**RECORDED DATA:**
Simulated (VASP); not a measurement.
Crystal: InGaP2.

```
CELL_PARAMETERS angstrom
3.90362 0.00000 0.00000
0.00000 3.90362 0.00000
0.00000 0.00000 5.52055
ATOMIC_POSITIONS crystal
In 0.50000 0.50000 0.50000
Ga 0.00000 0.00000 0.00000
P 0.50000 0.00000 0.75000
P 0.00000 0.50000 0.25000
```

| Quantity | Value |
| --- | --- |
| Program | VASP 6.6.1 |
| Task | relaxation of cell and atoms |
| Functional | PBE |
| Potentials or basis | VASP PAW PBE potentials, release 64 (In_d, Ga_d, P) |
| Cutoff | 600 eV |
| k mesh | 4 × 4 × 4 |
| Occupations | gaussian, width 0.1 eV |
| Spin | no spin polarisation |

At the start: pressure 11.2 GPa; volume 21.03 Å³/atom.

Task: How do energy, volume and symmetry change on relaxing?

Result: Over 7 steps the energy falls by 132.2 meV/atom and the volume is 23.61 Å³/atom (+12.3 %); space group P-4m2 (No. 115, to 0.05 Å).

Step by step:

**WORK TASK:** Restate word for word the entries above from the line with "Functional | PBE |" through the line with "Result: Over 7", inclusive, leaving out everything else.

**WRITTEN ANSWER:**
| Functional | PBE |
| Potentials or basis | VASP PAW PBE potentials, release 64 (In_d, Ga_d, P) |
| Cutoff | 600 eV |
| k mesh | 4 × 4 × 4 |
| Occupations | gaussian, width 0.1 eV |
| Spin | no spin polarisation |

At the start: pressure 11.2 GPa; volume 21.03 Å³/atom.

Task: How do energy, volume and symmetry change on relaxing?

Result: Over 7 steps the energy falls by 132.2 meV/atom and the volume is 23.61 Å³/atom (+12.3 %); space group P-4m2 (No. 115, to 0.05 Å).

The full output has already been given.